┌──

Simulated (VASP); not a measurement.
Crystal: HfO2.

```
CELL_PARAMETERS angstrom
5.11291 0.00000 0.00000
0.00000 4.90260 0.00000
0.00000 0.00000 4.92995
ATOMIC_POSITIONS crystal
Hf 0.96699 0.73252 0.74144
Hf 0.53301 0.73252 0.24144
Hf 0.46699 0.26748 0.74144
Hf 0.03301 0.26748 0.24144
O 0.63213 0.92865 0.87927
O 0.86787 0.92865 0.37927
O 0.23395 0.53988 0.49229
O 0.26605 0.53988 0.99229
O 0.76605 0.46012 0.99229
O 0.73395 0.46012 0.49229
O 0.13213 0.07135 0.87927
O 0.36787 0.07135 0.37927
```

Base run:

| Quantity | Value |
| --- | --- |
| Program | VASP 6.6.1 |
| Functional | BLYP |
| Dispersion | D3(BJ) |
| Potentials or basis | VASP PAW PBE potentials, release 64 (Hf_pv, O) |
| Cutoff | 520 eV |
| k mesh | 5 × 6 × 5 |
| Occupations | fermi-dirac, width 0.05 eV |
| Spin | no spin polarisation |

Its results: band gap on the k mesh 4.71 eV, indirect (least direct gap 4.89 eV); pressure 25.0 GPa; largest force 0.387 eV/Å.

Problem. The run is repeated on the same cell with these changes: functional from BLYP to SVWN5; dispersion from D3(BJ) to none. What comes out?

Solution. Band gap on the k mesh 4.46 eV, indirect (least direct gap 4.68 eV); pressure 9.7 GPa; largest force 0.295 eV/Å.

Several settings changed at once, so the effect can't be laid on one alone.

└──

From top to bottom, repeat the data above without alteration.

__RESPONSE BOX__:
Simulated (VASP); not a measurement.
Crystal: HfO2.

```
CELL_PARAMETERS angstrom
5.11291 0.00000 0.00000
0.00000 4.90260 0.00000
0.00000 0.00000 4.92995
ATOMIC_POSITIONS crystal
Hf 0.96699 0.73252 0.74144
Hf 0.53301 0.73252 0.24144
Hf 0.46699 0.26748 0.74144
Hf 0.03301 0.26748 0.24144
O 0.63213 0.92865 0.87927
O 0.86787 0.92865 0.37927
O 0.23395 0.53988 0.49229
O 0.26605 0.53988 0.99229
O 0.76605 0.46012 0.99229
O 0.73395 0.46012 0.49229
O 0.13213 0.07135 0.87927
O 0.36787 0.07135 0.37927
```

Base run:

| Quantity | Value |
| --- | --- |
| Program | VASP 6.6.1 |
| Functional | BLYP |
| Dispersion | D3(BJ) |
| Potentials or basis | VASP PAW PBE potentials, release 64 (Hf_pv, O) |
| Cutoff | 520 eV |
| k mesh | 5 × 6 × 5 |
| Occupations | fermi-dirac, width 0.05 eV |
| Spin | no spin polarisation |

Its results: band gap on the k mesh 4.71 eV, indirect (least direct gap 4.89 eV); pressure 25.0 GPa; largest force 0.387 eV/Å.

Problem. The run is repeated on the same cell with these changes: functional from BLYP to SVWN5; dispersion from D3(BJ) to none. What comes out?

Solution. Band gap on the k mesh 4.46 eV, indirect (least direct gap 4.68 eV); pressure 9.7 GPa; largest force 0.295 eV/Å.

Several settings changed at once, so the effect can't be laid on one alone.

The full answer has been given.